Excerpted records:
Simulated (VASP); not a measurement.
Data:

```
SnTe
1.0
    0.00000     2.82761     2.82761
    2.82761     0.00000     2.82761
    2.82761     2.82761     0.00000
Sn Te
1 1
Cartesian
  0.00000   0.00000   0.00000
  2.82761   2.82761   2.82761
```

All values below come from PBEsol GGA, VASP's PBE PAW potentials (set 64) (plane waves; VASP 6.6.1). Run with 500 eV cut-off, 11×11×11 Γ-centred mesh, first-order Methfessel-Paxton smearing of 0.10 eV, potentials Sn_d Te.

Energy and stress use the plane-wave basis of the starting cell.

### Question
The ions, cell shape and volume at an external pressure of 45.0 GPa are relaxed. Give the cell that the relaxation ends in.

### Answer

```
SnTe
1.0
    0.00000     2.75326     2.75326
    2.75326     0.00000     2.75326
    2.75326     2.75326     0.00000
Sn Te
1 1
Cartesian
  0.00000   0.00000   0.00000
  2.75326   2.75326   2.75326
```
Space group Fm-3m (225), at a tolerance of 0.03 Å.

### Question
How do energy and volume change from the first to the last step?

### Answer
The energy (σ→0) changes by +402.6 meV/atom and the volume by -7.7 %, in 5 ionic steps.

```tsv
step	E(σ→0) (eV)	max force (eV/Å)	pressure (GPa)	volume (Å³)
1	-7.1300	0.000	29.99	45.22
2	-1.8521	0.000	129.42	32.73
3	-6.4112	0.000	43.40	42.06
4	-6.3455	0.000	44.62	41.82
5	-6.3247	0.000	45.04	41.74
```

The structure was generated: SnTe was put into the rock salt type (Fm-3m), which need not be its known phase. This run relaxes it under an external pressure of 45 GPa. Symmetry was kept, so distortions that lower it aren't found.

Exercise: What is needed is an exact copy of the entries from their first line down to the line with "All values below", that line included, and nothing beyond it.

Exercise solution:
Simulated (VASP); not a measurement.
Data:

```
SnTe
1.0
    0.00000     2.82761     2.82761
    2.82761     0.00000     2.82761
    2.82761     2.82761     0.00000
Sn Te
1 1
Cartesian
  0.00000   0.00000   0.00000
  2.82761   2.82761   2.82761
```

All values below come from PBEsol GGA, VASP's PBE PAW potentials (set 64) (plane waves; VASP 6.6.1). Run with 500 eV cut-off, 11×11×11 Γ-centred mesh, first-order Methfessel-Paxton smearing of 0.10 eV, potentials Sn_d Te.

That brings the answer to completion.